→ **BRIEF**
Beginning with the line that contains "Pressure | 0.2 GPa |" in the material below, print each line exactly until the line that contains "eV, direct |" has been printed, then stop.

-=-=-=-=-

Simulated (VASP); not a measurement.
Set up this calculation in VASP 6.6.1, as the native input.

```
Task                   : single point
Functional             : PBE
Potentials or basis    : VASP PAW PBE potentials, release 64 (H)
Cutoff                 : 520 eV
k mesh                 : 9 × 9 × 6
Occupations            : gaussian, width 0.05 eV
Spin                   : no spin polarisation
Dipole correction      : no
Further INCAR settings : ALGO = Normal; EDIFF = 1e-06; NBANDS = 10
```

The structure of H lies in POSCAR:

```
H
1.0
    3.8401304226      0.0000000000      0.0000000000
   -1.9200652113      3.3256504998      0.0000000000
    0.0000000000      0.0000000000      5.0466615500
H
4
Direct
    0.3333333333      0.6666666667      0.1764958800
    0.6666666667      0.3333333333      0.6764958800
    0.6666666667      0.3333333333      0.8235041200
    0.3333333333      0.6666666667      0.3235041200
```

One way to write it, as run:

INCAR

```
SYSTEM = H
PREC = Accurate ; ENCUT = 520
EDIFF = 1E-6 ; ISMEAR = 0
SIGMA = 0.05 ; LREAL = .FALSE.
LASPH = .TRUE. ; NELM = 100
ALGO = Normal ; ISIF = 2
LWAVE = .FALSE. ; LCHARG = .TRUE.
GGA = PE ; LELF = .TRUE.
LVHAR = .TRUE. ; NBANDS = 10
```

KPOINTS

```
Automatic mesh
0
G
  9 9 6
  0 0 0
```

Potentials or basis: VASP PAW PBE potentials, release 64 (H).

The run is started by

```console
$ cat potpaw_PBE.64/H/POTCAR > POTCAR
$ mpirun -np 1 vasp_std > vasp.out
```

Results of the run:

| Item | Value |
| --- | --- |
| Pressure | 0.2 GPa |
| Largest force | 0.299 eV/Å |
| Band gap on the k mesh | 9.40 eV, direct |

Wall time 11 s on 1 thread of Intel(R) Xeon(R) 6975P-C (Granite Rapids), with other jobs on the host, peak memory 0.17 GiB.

-=-=-=-=-

→ **RESPONSE**
| Pressure | 0.2 GPa |
| Largest force | 0.299 eV/Å |
| Band gap on the k mesh | 9.40 eV, direct |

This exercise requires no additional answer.